Data extract.
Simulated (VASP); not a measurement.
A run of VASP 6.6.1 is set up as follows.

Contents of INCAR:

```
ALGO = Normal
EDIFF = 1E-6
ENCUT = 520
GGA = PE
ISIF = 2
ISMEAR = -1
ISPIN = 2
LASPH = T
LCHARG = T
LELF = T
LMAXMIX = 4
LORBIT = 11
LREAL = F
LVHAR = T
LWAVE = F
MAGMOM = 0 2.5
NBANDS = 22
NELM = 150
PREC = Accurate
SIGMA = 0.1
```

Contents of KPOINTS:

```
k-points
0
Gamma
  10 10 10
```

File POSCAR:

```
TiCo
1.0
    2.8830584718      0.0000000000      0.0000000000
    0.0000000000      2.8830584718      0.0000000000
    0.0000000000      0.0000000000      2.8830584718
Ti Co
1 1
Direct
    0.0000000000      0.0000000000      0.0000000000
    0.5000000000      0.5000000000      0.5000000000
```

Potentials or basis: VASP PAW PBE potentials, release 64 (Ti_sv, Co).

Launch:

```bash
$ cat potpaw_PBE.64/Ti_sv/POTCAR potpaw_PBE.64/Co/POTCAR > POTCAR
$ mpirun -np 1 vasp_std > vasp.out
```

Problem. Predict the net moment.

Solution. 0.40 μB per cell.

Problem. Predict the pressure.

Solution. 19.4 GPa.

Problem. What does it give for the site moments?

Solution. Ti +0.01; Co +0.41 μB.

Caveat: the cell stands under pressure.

Work instruction. All entries are to be copied exactly as they read.

Exercise result.
Simulated (VASP); not a measurement.
A run of VASP 6.6.1 is set up as follows.

Contents of INCAR:

```
ALGO = Normal
EDIFF = 1E-6
ENCUT = 520
GGA = PE
ISIF = 2
ISMEAR = -1
ISPIN = 2
LASPH = T
LCHARG = T
LELF = T
LMAXMIX = 4
LORBIT = 11
LREAL = F
LVHAR = T
LWAVE = F
MAGMOM = 0 2.5
NBANDS = 22
NELM = 150
PREC = Accurate
SIGMA = 0.1
```

Contents of KPOINTS:

```
k-points
0
Gamma
  10 10 10
```

File POSCAR:

```
TiCo
1.0
    2.8830584718      0.0000000000      0.0000000000
    0.0000000000      2.8830584718      0.0000000000
    0.0000000000      0.0000000000      2.8830584718
Ti Co
1 1
Direct
    0.0000000000      0.0000000000      0.0000000000
    0.5000000000      0.5000000000      0.5000000000
```

Potentials or basis: VASP PAW PBE potentials, release 64 (Ti_sv, Co).

Launch:

```bash
$ cat potpaw_PBE.64/Ti_sv/POTCAR potpaw_PBE.64/Co/POTCAR > POTCAR
$ mpirun -np 1 vasp_std > vasp.out
```

Problem. Predict the net moment.

Solution. 0.40 μB per cell.

Problem. Predict the pressure.

Solution. 19.4 GPa.

Problem. What does it give for the site moments?

Solution. Ti +0.01; Co +0.41 μB.

Caveat: the cell stands under pressure.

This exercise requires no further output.